▶ [BRIEF]
Starting at the first line of the data below, write out each line exactly until you reach the line containing "### Step 1. The cell of the first run", and include that line too.

▶ [MATERIAL SUPPLIED]
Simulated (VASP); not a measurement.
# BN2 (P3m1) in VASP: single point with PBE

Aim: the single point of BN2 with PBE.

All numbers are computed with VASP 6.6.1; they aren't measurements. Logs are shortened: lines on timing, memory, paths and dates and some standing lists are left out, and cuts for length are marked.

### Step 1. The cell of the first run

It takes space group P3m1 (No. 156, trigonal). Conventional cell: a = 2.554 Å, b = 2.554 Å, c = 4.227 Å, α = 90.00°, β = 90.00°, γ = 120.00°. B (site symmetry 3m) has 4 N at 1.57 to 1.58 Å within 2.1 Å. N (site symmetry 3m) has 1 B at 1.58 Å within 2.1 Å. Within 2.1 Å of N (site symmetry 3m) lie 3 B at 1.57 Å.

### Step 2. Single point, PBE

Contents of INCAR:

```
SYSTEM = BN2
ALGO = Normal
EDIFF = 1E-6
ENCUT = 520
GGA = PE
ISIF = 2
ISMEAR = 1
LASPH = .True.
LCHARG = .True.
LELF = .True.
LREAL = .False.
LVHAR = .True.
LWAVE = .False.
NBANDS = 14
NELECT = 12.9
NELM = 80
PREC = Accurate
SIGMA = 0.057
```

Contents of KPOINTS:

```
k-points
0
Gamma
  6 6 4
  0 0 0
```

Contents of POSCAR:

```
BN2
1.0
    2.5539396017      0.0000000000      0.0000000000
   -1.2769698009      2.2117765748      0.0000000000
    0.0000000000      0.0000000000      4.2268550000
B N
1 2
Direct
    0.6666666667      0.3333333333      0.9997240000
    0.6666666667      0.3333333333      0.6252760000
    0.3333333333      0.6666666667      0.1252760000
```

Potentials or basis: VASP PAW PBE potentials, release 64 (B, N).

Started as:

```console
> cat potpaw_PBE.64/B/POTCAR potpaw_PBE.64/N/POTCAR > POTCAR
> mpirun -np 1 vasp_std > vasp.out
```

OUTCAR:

▶ [TASK SOLUTION]
Simulated (VASP); not a measurement.
# BN2 (P3m1) in VASP: single point with PBE

Aim: the single point of BN2 with PBE.

All numbers are computed with VASP 6.6.1; they aren't measurements. Logs are shortened: lines on timing, memory, paths and dates and some standing lists are left out, and cuts for length are marked.

### Step 1. The cell of the first run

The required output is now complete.